● Work item: Nothing but the lines from the top of the following entries through the line with "On this mesh the gap is 1.338 eV." should be printed, exactly as they are.

Start of Data for analysis

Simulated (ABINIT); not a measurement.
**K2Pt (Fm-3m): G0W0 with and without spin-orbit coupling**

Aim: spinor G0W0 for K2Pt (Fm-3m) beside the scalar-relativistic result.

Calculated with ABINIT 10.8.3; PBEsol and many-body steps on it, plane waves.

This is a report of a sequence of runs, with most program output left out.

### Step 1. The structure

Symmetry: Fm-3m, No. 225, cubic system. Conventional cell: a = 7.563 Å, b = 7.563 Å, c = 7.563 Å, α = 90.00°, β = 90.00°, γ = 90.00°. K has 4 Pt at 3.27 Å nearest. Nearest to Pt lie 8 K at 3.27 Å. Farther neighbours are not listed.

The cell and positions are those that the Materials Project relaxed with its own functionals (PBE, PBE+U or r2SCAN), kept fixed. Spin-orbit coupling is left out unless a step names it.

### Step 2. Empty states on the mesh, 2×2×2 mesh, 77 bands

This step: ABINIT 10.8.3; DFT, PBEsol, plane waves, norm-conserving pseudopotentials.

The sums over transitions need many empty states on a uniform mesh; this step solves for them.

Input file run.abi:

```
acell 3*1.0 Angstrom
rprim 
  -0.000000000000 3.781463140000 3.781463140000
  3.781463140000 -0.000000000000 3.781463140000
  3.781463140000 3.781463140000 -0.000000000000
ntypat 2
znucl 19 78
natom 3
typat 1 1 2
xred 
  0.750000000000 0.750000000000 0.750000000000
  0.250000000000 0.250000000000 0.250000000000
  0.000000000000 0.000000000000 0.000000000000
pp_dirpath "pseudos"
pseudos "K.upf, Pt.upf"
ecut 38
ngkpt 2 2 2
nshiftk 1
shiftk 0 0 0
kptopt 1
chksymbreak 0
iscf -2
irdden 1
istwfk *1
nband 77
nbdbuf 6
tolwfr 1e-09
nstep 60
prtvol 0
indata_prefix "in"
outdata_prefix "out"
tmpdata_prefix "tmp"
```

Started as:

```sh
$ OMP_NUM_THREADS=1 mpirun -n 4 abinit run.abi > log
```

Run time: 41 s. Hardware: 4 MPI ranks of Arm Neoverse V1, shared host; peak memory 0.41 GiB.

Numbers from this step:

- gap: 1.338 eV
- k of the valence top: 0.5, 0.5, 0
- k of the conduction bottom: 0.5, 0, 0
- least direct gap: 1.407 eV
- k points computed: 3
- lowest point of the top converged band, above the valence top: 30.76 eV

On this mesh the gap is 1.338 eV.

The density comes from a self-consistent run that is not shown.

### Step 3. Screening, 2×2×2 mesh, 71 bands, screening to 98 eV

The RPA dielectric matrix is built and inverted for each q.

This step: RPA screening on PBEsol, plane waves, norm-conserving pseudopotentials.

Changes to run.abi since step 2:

End of Data for analysis

● Task response:
Simulated (ABINIT); not a measurement.
**K2Pt (Fm-3m): G0W0 with and without spin-orbit coupling**

Aim: spinor G0W0 for K2Pt (Fm-3m) beside the scalar-relativistic result.

Calculated with ABINIT 10.8.3; PBEsol and many-body steps on it, plane waves.

This is a report of a sequence of runs, with most program output left out.

### Step 1. The structure

Symmetry: Fm-3m, No. 225, cubic system. Conventional cell: a = 7.563 Å, b = 7.563 Å, c = 7.563 Å, α = 90.00°, β = 90.00°, γ = 90.00°. K has 4 Pt at 3.27 Å nearest. Nearest to Pt lie 8 K at 3.27 Å. Farther neighbours are not listed.

The cell and positions are those that the Materials Project relaxed with its own functionals (PBE, PBE+U or r2SCAN), kept fixed. Spin-orbit coupling is left out unless a step names it.

### Step 2. Empty states on the mesh, 2×2×2 mesh, 77 bands

This step: ABINIT 10.8.3; DFT, PBEsol, plane waves, norm-conserving pseudopotentials.

The sums over transitions need many empty states on a uniform mesh; this step solves for them.

Input file run.abi:

```
acell 3*1.0 Angstrom
rprim 
  -0.000000000000 3.781463140000 3.781463140000
  3.781463140000 -0.000000000000 3.781463140000
  3.781463140000 3.781463140000 -0.000000000000
ntypat 2
znucl 19 78
natom 3
typat 1 1 2
xred 
  0.750000000000 0.750000000000 0.750000000000
  0.250000000000 0.250000000000 0.250000000000
  0.000000000000 0.000000000000 0.000000000000
pp_dirpath "pseudos"
pseudos "K.upf, Pt.upf"
ecut 38
ngkpt 2 2 2
nshiftk 1
shiftk 0 0 0
kptopt 1
chksymbreak 0
iscf -2
irdden 1
istwfk *1
nband 77
nbdbuf 6
tolwfr 1e-09
nstep 60
prtvol 0
indata_prefix "in"
outdata_prefix "out"
tmpdata_prefix "tmp"
```

Started as:

```sh
$ OMP_NUM_THREADS=1 mpirun -n 4 abinit run.abi > log
```

Run time: 41 s. Hardware: 4 MPI ranks of Arm Neoverse V1, shared host; peak memory 0.41 GiB.

Numbers from this step:

- gap: 1.338 eV
- k of the valence top: 0.5, 0.5, 0
- k of the conduction bottom: 0.5, 0, 0
- least direct gap: 1.407 eV
- k points computed: 3
- lowest point of the top converged band, above the valence top: 30.76 eV

On this mesh the gap is 1.338 eV.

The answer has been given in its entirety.